-------- Records shown

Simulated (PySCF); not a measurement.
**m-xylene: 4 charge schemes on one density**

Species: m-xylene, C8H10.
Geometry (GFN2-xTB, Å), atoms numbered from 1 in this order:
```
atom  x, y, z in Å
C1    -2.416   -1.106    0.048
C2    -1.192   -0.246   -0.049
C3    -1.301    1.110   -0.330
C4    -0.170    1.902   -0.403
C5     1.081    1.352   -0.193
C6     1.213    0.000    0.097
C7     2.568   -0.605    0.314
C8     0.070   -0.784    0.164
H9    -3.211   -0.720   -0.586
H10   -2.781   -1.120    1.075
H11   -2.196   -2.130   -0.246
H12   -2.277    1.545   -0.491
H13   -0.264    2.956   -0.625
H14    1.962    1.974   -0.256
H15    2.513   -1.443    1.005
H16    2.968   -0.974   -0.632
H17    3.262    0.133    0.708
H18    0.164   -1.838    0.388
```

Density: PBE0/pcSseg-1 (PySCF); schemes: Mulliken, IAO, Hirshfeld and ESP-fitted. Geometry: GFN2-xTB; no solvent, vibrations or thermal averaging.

----------------

» Work order:
Write out an exact copy of every record shown above.

» Answer section:
Simulated (PySCF); not a measurement.
**m-xylene: 4 charge schemes on one density**

Species: m-xylene, C8H10.
Geometry (GFN2-xTB, Å), atoms numbered from 1 in this order:
```
atom  x, y, z in Å
C1    -2.416   -1.106    0.048
C2    -1.192   -0.246   -0.049
C3    -1.301    1.110   -0.330
C4    -0.170    1.902   -0.403
C5     1.081    1.352   -0.193
C6     1.213    0.000    0.097
C7     2.568   -0.605    0.314
C8     0.070   -0.784    0.164
H9    -3.211   -0.720   -0.586
H10   -2.781   -1.120    1.075
H11   -2.196   -2.130   -0.246
H12   -2.277    1.545   -0.491
H13   -0.264    2.956   -0.625
H14    1.962    1.974   -0.256
H15    2.513   -1.443    1.005
H16    2.968   -0.974   -0.632
H17    3.262    0.133    0.708
H18    0.164   -1.838    0.388
```

Density: PBE0/pcSseg-1 (PySCF); schemes: Mulliken, IAO, Hirshfeld and ESP-fitted. Geometry: GFN2-xTB; no solvent, vibrations or thermal averaging.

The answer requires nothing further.